- **DATA LISTING**:
######

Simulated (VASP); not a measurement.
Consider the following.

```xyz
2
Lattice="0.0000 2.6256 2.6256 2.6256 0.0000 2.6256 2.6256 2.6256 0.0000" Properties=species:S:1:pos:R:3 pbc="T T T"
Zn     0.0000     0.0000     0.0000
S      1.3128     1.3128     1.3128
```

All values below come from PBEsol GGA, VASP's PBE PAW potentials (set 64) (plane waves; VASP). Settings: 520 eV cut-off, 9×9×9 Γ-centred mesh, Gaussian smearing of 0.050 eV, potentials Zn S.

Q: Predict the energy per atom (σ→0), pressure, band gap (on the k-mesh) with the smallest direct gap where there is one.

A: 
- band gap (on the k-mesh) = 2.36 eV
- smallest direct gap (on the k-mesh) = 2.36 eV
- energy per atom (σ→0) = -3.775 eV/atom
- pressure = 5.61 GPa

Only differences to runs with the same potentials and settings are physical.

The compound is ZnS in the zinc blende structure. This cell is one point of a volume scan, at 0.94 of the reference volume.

######

The answer must be the complete listing, repeated exactly.

Simulated (VASP); not a measurement.
Consider the following.

```xyz
2
Lattice="0.0000 2.6256 2.6256 2.6256 0.0000 2.6256 2.6256 2.6256 0.0000" Properties=species:S:1:pos:R:3 pbc="T T T"
Zn     0.0000     0.0000     0.0000
S      1.3128     1.3128     1.3128
```

All values below come from PBEsol GGA, VASP's PBE PAW potentials (set 64) (plane waves; VASP). Settings: 520 eV cut-off, 9×9×9 Γ-centred mesh, Gaussian smearing of 0.050 eV, potentials Zn S.

Q: Predict the energy per atom (σ→0), pressure, band gap (on the k-mesh) with the smallest direct gap where there is one.

A: 
- band gap (on the k-mesh) = 2.36 eV
- smallest direct gap (on the k-mesh) = 2.36 eV
- energy per atom (σ→0) = -3.775 eV/atom
- pressure = 5.61 GPa

Only differences to runs with the same potentials and settings are physical.

The compound is ZnS in the zinc blende structure. This cell is one point of a volume scan, at 0.94 of the reference volume.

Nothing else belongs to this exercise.